Assignment =>
The response must match the data below exactly, line for line.

Dataset entries =>
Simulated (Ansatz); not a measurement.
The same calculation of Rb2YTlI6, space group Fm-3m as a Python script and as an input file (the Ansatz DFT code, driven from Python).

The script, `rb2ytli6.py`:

Task result =>
Simulated (Ansatz); not a measurement.
The same calculation of Rb2YTlI6, space group Fm-3m as a Python script and as an input file (the Ansatz DFT code, driven from Python).

The script, `rb2ytli6.py`:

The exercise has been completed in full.